** Data excerpts follows **

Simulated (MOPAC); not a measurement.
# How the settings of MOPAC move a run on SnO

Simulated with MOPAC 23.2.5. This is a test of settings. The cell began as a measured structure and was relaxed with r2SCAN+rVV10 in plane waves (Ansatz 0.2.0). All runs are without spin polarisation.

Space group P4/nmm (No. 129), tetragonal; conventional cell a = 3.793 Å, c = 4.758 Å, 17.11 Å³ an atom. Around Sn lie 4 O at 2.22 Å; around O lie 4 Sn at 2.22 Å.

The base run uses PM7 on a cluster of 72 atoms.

** End of Data excerpts **

Work instruction
Repeat word for word every line from the start of the entries to the line holding "Space group P4/nmm", inclusive, and nothing else.

Answer area
Simulated (MOPAC); not a measurement.
# How the settings of MOPAC move a run on SnO

Simulated with MOPAC 23.2.5. This is a test of settings. The cell began as a measured structure and was relaxed with r2SCAN+rVV10 in plane waves (Ansatz 0.2.0). All runs are without spin polarisation.

Space group P4/nmm (No. 129), tetragonal; conventional cell a = 3.793 Å, c = 4.758 Å, 17.11 Å³ an atom. Around Sn lie 4 O at 2.22 Å; around O lie 4 Sn at 2.22 Å.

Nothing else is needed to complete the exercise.